....
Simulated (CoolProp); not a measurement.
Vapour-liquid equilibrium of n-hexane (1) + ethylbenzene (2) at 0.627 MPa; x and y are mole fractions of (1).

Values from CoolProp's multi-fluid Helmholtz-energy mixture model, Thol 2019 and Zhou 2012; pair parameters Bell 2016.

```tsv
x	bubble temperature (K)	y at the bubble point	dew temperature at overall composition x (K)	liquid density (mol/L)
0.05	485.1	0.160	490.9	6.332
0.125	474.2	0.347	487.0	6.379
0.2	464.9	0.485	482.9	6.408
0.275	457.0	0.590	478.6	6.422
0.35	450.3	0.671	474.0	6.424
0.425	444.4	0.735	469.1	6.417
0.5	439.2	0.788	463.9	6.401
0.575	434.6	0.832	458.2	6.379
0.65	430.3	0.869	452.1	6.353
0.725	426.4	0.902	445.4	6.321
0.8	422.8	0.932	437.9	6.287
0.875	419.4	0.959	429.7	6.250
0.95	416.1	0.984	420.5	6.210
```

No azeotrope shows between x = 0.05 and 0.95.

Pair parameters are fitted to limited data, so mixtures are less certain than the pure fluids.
....

With the first line of the material as the start and the line containing "No azeotrope shows between x = 0.05 and 0.95." as the end, repeat that span exactly and add nothing.

TASK ANSWER:
Simulated (CoolProp); not a measurement.
Vapour-liquid equilibrium of n-hexane (1) + ethylbenzene (2) at 0.627 MPa; x and y are mole fractions of (1).

Values from CoolProp's multi-fluid Helmholtz-energy mixture model, Thol 2019 and Zhou 2012; pair parameters Bell 2016.

```tsv
x	bubble temperature (K)	y at the bubble point	dew temperature at overall composition x (K)	liquid density (mol/L)
0.05	485.1	0.160	490.9	6.332
0.125	474.2	0.347	487.0	6.379
0.2	464.9	0.485	482.9	6.408
0.275	457.0	0.590	478.6	6.422
0.35	450.3	0.671	474.0	6.424
0.425	444.4	0.735	469.1	6.417
0.5	439.2	0.788	463.9	6.401
0.575	434.6	0.832	458.2	6.379
0.65	430.3	0.869	452.1	6.353
0.725	426.4	0.902	445.4	6.321
0.8	422.8	0.932	437.9	6.287
0.875	419.4	0.959	429.7	6.250
0.95	416.1	0.984	420.5	6.210
```

No azeotrope shows between x = 0.05 and 0.95.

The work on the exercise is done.